→ Dataset entries
--------------------------------------------------

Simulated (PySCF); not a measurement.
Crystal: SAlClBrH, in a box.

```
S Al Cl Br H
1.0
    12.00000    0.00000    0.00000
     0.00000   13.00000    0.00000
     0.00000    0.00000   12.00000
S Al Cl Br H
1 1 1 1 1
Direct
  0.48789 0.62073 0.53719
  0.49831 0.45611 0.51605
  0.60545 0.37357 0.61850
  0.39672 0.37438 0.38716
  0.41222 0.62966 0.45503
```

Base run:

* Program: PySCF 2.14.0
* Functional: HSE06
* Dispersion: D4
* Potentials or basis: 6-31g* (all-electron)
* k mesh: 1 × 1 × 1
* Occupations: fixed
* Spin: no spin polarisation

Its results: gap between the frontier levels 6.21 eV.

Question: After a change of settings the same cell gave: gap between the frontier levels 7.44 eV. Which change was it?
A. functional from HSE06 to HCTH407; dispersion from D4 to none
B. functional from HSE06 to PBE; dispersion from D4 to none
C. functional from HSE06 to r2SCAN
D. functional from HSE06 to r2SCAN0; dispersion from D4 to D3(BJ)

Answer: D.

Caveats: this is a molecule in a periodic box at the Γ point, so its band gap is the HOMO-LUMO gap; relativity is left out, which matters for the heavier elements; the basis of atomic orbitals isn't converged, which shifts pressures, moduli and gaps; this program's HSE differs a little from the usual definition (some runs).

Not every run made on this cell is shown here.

--------------------------------------------------

→ Work task
Nothing but the lines from the top of the entries above through the line with "Caveats: this is" should be set down, each exactly as written.

→ Task result
Simulated (PySCF); not a measurement.
Crystal: SAlClBrH, in a box.

```
S Al Cl Br H
1.0
    12.00000    0.00000    0.00000
     0.00000   13.00000    0.00000
     0.00000    0.00000   12.00000
S Al Cl Br H
1 1 1 1 1
Direct
  0.48789 0.62073 0.53719
  0.49831 0.45611 0.51605
  0.60545 0.37357 0.61850
  0.39672 0.37438 0.38716
  0.41222 0.62966 0.45503
```

Base run:

* Program: PySCF 2.14.0
* Functional: HSE06
* Dispersion: D4
* Potentials or basis: 6-31g* (all-electron)
* k mesh: 1 × 1 × 1
* Occupations: fixed
* Spin: no spin polarisation

Its results: gap between the frontier levels 6.21 eV.

Question: After a change of settings the same cell gave: gap between the frontier levels 7.44 eV. Which change was it?
A. functional from HSE06 to HCTH407; dispersion from D4 to none
B. functional from HSE06 to PBE; dispersion from D4 to none
C. functional from HSE06 to r2SCAN
D. functional from HSE06 to r2SCAN0; dispersion from D4 to D3(BJ)

Answer: D.

Caveats: this is a molecule in a periodic box at the Γ point, so its band gap is the HOMO-LUMO gap; relativity is left out, which matters for the heavier elements; the basis of atomic orbitals isn't converged, which shifts pressures, moduli and gaps; this program's HSE differs a little from the usual definition (some runs).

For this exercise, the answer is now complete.